Task item:
Find the line with "Figure 1: C₄H₅, charge" in the records below. Copy it and every line after it, up to and including the line with "Question: Which panel".

Dataset entries:
☆ ☆ ☆ ☆ ☆ ☆ ☆

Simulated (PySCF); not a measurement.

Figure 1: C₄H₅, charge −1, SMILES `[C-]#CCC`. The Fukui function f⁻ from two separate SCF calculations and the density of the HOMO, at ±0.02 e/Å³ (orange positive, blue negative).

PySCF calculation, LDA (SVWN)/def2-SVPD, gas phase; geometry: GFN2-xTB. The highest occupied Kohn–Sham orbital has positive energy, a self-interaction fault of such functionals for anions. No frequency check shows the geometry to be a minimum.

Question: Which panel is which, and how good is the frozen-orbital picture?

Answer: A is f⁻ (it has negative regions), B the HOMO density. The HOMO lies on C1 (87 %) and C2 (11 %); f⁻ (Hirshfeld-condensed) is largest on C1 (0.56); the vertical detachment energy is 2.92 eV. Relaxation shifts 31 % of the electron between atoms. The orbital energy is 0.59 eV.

☆ ☆ ☆ ☆ ☆ ☆ ☆

Answer area:
Figure 1: C₄H₅, charge −1, SMILES `[C-]#CCC`. The Fukui function f⁻ from two separate SCF calculations and the density of the HOMO, at ±0.02 e/Å³ (orange positive, blue negative).

PySCF calculation, LDA (SVWN)/def2-SVPD, gas phase; geometry: GFN2-xTB. The highest occupied Kohn–Sham orbital has positive energy, a self-interaction fault of such functionals for anions. No frequency check shows the geometry to be a minimum.

Question: Which panel is which, and how good is the frozen-orbital picture?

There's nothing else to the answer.